• [DATASET CONTENT]
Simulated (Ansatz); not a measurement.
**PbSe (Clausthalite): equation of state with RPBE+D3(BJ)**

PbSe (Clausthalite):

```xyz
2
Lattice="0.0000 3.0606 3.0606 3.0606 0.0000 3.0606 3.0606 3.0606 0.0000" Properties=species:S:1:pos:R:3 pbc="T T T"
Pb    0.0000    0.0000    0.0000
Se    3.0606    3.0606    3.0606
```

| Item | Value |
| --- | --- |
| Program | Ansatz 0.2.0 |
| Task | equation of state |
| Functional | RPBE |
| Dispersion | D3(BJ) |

• [TASK ITEM]
The data above needs to be retyped in full, exactly as given.

• [EXERCISE RESULT]
Simulated (Ansatz); not a measurement.
**PbSe (Clausthalite): equation of state with RPBE+D3(BJ)**

PbSe (Clausthalite):

```xyz
2
Lattice="0.0000 3.0606 3.0606 3.0606 0.0000 3.0606 3.0606 3.0606 0.0000" Properties=species:S:1:pos:R:3 pbc="T T T"
Pb    0.0000    0.0000    0.0000
Se    3.0606    3.0606    3.0606
```

| Item | Value |
| --- | --- |
| Program | Ansatz 0.2.0 |
| Task | equation of state |
| Functional | RPBE |
| Dispersion | D3(BJ) |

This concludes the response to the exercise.